--- Excerpted data Enclosed Below ---

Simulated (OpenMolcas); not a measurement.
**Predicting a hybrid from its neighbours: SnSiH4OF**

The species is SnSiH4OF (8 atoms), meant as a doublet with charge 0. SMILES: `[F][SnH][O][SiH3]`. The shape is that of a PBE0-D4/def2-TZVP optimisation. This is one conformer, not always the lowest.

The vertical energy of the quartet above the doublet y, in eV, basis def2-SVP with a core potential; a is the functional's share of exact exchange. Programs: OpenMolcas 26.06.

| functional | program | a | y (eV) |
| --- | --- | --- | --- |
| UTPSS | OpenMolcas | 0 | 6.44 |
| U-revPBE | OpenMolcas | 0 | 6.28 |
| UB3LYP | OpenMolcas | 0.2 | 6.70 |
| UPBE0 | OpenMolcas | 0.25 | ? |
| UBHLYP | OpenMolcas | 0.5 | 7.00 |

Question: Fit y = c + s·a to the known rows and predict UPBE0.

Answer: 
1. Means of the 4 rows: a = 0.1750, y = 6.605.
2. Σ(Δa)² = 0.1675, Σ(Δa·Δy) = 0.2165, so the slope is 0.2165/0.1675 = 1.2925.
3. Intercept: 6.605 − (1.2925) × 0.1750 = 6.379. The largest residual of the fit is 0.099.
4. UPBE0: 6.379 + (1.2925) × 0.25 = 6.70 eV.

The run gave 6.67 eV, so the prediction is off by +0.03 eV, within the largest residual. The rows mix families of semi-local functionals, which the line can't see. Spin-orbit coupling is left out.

--- End of Enclosed Excerpted data ---

Activity: In the listing above, find the line with "1. Means of" and the line with "3. Intercept: 6.605", then reproduce both and every line between them exactly.

Task result:
1. Means of the 4 rows: a = 0.1750, y = 6.605.
2. Σ(Δa)² = 0.1675, Σ(Δa·Δy) = 0.2165, so the slope is 0.2165/0.1675 = 1.2925.
3. Intercept: 6.605 − (1.2925) × 0.1750 = 6.379. The largest residual of the fit is 0.099.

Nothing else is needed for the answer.